▽
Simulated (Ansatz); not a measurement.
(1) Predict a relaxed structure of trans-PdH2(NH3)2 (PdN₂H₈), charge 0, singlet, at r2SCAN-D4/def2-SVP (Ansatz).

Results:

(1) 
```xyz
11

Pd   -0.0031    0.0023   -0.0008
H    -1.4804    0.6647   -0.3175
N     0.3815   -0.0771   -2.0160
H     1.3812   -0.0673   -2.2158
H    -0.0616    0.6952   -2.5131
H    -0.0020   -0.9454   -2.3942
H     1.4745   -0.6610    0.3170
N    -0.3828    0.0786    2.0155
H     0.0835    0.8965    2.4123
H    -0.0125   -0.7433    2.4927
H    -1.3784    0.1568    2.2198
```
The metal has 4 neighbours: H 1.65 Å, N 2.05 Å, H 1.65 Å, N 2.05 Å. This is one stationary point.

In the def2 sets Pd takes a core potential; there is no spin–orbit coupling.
△

Please reply with an exact copy of the lines above, starting at the first and ending at the line that holds "The metal has".

Simulated (Ansatz); not a measurement.
(1) Predict a relaxed structure of trans-PdH2(NH3)2 (PdN₂H₈), charge 0, singlet, at r2SCAN-D4/def2-SVP (Ansatz).

Results:

(1) 
```xyz
11

Pd   -0.0031    0.0023   -0.0008
H    -1.4804    0.6647   -0.3175
N     0.3815   -0.0771   -2.0160
H     1.3812   -0.0673   -2.2158
H    -0.0616    0.6952   -2.5131
H    -0.0020   -0.9454   -2.3942
H     1.4745   -0.6610    0.3170
N    -0.3828    0.0786    2.0155
H     0.0835    0.8965    2.4123
H    -0.0125   -0.7433    2.4927
H    -1.3784    0.1568    2.2198
```
The metal has 4 neighbours: H 1.65 Å, N 2.05 Å, H 1.65 Å, N 2.05 Å. This is one stationary point.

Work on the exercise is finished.